**Work request**
Set down, character for character, everything in the records below from the line holding "Simulated with tblite" down to the line holding "memory 0.13 GiB.", and no other line.

▽

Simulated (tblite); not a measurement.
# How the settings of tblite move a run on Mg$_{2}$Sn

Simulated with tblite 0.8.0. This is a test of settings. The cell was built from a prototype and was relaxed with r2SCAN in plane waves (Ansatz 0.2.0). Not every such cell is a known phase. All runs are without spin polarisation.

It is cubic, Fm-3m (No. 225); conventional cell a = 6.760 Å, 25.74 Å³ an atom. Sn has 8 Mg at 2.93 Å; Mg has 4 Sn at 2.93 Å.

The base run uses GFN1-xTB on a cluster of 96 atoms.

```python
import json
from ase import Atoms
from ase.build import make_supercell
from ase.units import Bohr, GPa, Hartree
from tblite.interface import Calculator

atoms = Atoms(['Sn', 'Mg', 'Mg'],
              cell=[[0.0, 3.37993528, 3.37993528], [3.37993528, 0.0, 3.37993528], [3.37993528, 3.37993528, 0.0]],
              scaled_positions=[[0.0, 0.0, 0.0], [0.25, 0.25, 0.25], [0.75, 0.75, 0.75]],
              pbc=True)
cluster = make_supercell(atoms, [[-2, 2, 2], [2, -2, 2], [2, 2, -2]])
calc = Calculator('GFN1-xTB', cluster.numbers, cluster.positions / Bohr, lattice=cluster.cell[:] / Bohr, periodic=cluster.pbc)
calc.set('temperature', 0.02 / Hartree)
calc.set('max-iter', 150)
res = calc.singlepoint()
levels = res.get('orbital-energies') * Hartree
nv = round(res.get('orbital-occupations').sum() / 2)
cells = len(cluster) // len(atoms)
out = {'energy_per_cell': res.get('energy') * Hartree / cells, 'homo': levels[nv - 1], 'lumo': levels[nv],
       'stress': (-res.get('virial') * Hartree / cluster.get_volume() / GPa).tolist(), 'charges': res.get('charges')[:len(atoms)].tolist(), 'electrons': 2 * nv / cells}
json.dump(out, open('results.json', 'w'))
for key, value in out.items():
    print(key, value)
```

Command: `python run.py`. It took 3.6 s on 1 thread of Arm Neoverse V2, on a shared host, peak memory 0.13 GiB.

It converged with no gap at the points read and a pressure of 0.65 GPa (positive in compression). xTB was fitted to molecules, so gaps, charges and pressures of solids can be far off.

△

**Task output**
Simulated with tblite 0.8.0. This is a test of settings. The cell was built from a prototype and was relaxed with r2SCAN in plane waves (Ansatz 0.2.0). Not every such cell is a known phase. All runs are without spin polarisation.

It is cubic, Fm-3m (No. 225); conventional cell a = 6.760 Å, 25.74 Å³ an atom. Sn has 8 Mg at 2.93 Å; Mg has 4 Sn at 2.93 Å.

The base run uses GFN1-xTB on a cluster of 96 atoms.

```python
import json
from ase import Atoms
from ase.build import make_supercell
from ase.units import Bohr, GPa, Hartree
from tblite.interface import Calculator

atoms = Atoms(['Sn', 'Mg', 'Mg'],
              cell=[[0.0, 3.37993528, 3.37993528], [3.37993528, 0.0, 3.37993528], [3.37993528, 3.37993528, 0.0]],
              scaled_positions=[[0.0, 0.0, 0.0], [0.25, 0.25, 0.25], [0.75, 0.75, 0.75]],
              pbc=True)
cluster = make_supercell(atoms, [[-2, 2, 2], [2, -2, 2], [2, 2, -2]])
calc = Calculator('GFN1-xTB', cluster.numbers, cluster.positions / Bohr, lattice=cluster.cell[:] / Bohr, periodic=cluster.pbc)
calc.set('temperature', 0.02 / Hartree)
calc.set('max-iter', 150)
res = calc.singlepoint()
levels = res.get('orbital-energies') * Hartree
nv = round(res.get('orbital-occupations').sum() / 2)
cells = len(cluster) // len(atoms)
out = {'energy_per_cell': res.get('energy') * Hartree / cells, 'homo': levels[nv - 1], 'lumo': levels[nv],
       'stress': (-res.get('virial') * Hartree / cluster.get_volume() / GPa).tolist(), 'charges': res.get('charges')[:len(atoms)].tolist(), 'electrons': 2 * nv / cells}
json.dump(out, open('results.json', 'w'))
for key, value in out.items():
    print(key, value)
```

Command: `python run.py`. It took 3.6 s on 1 thread of Arm Neoverse V2, on a shared host, peak memory 0.13 GiB.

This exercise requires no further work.